Entries supplied →
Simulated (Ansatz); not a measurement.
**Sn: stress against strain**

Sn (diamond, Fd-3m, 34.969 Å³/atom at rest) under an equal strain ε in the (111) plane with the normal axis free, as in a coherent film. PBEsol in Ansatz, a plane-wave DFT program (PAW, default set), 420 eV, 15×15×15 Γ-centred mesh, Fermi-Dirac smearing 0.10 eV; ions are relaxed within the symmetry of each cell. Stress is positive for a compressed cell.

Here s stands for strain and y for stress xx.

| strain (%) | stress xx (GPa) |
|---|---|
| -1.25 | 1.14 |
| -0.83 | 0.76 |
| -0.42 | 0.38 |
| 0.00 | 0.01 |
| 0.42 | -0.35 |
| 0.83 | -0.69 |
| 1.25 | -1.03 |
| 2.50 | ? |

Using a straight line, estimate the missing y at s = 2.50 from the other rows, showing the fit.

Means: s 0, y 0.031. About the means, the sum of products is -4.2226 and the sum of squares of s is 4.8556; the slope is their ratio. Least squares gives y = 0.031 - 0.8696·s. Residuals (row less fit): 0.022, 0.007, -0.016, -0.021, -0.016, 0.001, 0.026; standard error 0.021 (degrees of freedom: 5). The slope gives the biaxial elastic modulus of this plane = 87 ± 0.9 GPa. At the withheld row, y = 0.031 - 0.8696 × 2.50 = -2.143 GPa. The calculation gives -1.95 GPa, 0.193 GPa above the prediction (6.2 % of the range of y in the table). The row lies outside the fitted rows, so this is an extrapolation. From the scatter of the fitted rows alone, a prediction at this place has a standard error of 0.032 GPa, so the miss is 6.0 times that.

Activity → What is needed is every line from the start of the entries through the line containing "stress against strain**", returned word for word and nothing else.

Your response →
Simulated (Ansatz); not a measurement.
**Sn: stress against strain**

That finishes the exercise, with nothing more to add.